-----
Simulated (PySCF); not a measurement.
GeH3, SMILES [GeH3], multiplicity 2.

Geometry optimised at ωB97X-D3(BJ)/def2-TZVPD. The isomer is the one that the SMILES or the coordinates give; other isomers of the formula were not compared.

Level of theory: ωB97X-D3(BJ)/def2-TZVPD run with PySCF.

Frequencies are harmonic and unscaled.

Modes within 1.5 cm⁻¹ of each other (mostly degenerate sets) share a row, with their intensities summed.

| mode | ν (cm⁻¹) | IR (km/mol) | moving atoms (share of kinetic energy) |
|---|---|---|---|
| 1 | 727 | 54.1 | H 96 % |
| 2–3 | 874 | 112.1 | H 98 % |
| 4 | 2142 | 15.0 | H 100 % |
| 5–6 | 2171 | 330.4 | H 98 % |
-----

BRIEF:
All of the data, start to finish: please output it exactly.

ANSWER SECTION:
Simulated (PySCF); not a measurement.
GeH3, SMILES [GeH3], multiplicity 2.

Geometry optimised at ωB97X-D3(BJ)/def2-TZVPD. The isomer is the one that the SMILES or the coordinates give; other isomers of the formula were not compared.

Level of theory: ωB97X-D3(BJ)/def2-TZVPD run with PySCF.

Frequencies are harmonic and unscaled.

Modes within 1.5 cm⁻¹ of each other (mostly degenerate sets) share a row, with their intensities summed.

| mode | ν (cm⁻¹) | IR (km/mol) | moving atoms (share of kinetic energy) |
|---|---|---|---|
| 1 | 727 | 54.1 | H 96 % |
| 2–3 | 874 | 112.1 | H 98 % |
| 4 | 2142 | 15.0 | H 100 % |
| 5–6 | 2171 | 330.4 | H 98 % |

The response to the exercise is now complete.